*** Opening of Supplied data ***

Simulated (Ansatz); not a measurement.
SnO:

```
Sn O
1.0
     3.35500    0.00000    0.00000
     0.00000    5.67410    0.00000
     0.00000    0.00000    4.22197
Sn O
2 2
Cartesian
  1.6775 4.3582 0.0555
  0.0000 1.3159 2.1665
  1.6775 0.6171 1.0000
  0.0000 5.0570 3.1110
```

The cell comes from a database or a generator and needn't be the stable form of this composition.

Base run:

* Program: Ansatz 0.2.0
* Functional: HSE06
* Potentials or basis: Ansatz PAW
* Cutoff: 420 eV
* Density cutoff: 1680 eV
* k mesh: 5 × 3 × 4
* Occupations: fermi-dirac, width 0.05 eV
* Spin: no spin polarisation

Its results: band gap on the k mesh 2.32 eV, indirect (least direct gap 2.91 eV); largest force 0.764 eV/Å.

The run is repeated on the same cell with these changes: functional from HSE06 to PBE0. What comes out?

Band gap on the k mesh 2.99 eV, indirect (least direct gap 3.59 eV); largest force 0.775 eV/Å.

*** Close of Supplied data ***

### [Assignment]
From the records above, extract each line exactly as shown.

### [Answer section]
Simulated (Ansatz); not a measurement.
SnO:

```
Sn O
1.0
     3.35500    0.00000    0.00000
     0.00000    5.67410    0.00000
     0.00000    0.00000    4.22197
Sn O
2 2
Cartesian
  1.6775 4.3582 0.0555
  0.0000 1.3159 2.1665
  1.6775 0.6171 1.0000
  0.0000 5.0570 3.1110
```

The cell comes from a database or a generator and needn't be the stable form of this composition.

Base run:

* Program: Ansatz 0.2.0
* Functional: HSE06
* Potentials or basis: Ansatz PAW
* Cutoff: 420 eV
* Density cutoff: 1680 eV
* k mesh: 5 × 3 × 4
* Occupations: fermi-dirac, width 0.05 eV
* Spin: no spin polarisation

Its results: band gap on the k mesh 2.32 eV, indirect (least direct gap 2.91 eV); largest force 0.764 eV/Å.

The run is repeated on the same cell with these changes: functional from HSE06 to PBE0. What comes out?

Band gap on the k mesh 2.99 eV, indirect (least direct gap 3.59 eV); largest force 0.775 eV/Å.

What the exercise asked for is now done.